Exercise: From the data that follows, print exactly the lines starting at the one containing "W²⁺ (5d4) in a crystal field" and ending at the one containing "Calculated by Dirac-Coulomb-Breit"; include both of them and nothing more.

Data section:
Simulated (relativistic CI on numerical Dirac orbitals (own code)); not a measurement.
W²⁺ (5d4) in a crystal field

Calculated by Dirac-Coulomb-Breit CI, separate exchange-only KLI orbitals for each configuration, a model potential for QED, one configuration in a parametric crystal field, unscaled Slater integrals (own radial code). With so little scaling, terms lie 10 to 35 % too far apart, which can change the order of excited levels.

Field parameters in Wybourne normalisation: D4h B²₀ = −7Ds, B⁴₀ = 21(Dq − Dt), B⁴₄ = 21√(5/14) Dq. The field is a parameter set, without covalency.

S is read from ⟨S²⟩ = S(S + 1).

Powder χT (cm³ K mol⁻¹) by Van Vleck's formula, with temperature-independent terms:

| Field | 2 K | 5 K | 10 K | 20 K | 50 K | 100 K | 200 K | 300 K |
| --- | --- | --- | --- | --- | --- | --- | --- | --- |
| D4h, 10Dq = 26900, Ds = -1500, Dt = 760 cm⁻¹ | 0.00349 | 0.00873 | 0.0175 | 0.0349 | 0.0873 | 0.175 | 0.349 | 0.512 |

Expected answer:
W²⁺ (5d4) in a crystal field

Calculated by Dirac-Coulomb-Breit CI, separate exchange-only KLI orbitals for each configuration, a model potential for QED, one configuration in a parametric crystal field, unscaled Slater integrals (own radial code). With so little scaling, terms lie 10 to 35 % too far apart, which can change the order of excited levels.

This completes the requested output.